● ● ● ● ● ● ●
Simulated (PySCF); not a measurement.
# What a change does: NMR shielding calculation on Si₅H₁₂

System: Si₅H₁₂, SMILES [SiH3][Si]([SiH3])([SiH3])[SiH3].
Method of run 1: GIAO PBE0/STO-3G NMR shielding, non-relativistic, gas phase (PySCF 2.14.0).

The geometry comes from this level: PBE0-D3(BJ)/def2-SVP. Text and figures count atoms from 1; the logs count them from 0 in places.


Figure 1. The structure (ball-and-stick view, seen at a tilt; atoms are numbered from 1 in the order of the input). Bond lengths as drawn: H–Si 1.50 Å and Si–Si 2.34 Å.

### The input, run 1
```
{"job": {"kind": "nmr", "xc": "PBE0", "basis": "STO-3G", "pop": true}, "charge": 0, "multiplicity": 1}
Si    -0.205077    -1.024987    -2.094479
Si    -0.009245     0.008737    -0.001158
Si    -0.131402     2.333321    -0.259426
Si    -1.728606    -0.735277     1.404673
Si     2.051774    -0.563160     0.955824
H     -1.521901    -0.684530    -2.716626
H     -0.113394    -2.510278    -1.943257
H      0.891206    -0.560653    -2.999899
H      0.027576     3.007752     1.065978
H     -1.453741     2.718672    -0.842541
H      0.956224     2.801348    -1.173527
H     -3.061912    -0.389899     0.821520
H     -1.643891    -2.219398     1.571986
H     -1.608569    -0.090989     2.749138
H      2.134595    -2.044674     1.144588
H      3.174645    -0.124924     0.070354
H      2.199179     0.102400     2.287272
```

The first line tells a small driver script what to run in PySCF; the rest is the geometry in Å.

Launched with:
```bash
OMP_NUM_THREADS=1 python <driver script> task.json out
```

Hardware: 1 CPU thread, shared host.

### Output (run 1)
● ● ● ● ● ● ●

EXERCISE
Lines from the top of the entries through the line with "The geometry comes" are to be transcribed exactly, and nothing more.

EXERCISE RESULT
Simulated (PySCF); not a measurement.
# What a change does: NMR shielding calculation on Si₅H₁₂

System: Si₅H₁₂, SMILES [SiH3][Si]([SiH3])([SiH3])[SiH3].
Method of run 1: GIAO PBE0/STO-3G NMR shielding, non-relativistic, gas phase (PySCF 2.14.0).

The geometry comes from this level: PBE0-D3(BJ)/def2-SVP. Text and figures count atoms from 1; the logs count them from 0 in places.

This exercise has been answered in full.